Work order: The line containing "The cell is" marks the end: write out exactly every line from the first line of the data below through that line, and only those.

Data records:
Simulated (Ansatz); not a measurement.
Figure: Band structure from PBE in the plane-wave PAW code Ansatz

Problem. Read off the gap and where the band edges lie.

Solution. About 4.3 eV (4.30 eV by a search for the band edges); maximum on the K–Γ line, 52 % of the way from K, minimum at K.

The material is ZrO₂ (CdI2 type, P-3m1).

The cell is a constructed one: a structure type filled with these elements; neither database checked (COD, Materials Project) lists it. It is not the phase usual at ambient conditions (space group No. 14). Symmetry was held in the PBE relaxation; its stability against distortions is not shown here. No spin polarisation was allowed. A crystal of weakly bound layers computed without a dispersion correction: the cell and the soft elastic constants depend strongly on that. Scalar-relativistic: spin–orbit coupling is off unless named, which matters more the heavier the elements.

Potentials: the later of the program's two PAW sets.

Exercise result:
Simulated (Ansatz); not a measurement.
Figure: Band structure from PBE in the plane-wave PAW code Ansatz

Problem. Read off the gap and where the band edges lie.

Solution. About 4.3 eV (4.30 eV by a search for the band edges); maximum on the K–Γ line, 52 % of the way from K, minimum at K.

The material is ZrO₂ (CdI2 type, P-3m1).

The cell is a constructed one: a structure type filled with these elements; neither database checked (COD, Materials Project) lists it. It is not the phase usual at ambient conditions (space group No. 14). Symmetry was held in the PBE relaxation; its stability against distortions is not shown here. No spin polarisation was allowed. A crystal of weakly bound layers computed without a dispersion correction: the cell and the soft elastic constants depend strongly on that. Scalar-relativistic: spin–orbit coupling is off unless named, which matters more the heavier the elements.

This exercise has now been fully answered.